##### Dataset
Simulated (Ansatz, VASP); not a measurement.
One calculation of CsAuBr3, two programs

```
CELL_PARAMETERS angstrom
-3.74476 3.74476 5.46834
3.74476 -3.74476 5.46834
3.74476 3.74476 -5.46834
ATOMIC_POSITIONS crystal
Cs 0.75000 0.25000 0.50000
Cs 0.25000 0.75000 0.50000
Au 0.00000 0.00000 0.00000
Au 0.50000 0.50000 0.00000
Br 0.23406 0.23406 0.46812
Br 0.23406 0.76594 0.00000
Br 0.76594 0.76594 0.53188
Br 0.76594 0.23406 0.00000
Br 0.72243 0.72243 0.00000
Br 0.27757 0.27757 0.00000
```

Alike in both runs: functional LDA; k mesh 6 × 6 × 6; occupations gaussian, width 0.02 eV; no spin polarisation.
##########

Requirement: Each entry is to be given again, exactly as it stands.

Your solution:
Simulated (Ansatz, VASP); not a measurement.
One calculation of CsAuBr3, two programs

```
CELL_PARAMETERS angstrom
-3.74476 3.74476 5.46834
3.74476 -3.74476 5.46834
3.74476 3.74476 -5.46834
ATOMIC_POSITIONS crystal
Cs 0.75000 0.25000 0.50000
Cs 0.25000 0.75000 0.50000
Au 0.00000 0.00000 0.00000
Au 0.50000 0.50000 0.00000
Br 0.23406 0.23406 0.46812
Br 0.23406 0.76594 0.00000
Br 0.76594 0.76594 0.53188
Br 0.76594 0.23406 0.00000
Br 0.72243 0.72243 0.00000
Br 0.27757 0.27757 0.00000
```

Alike in both runs: functional LDA; k mesh 6 × 6 × 6; occupations gaussian, width 0.02 eV; no spin polarisation.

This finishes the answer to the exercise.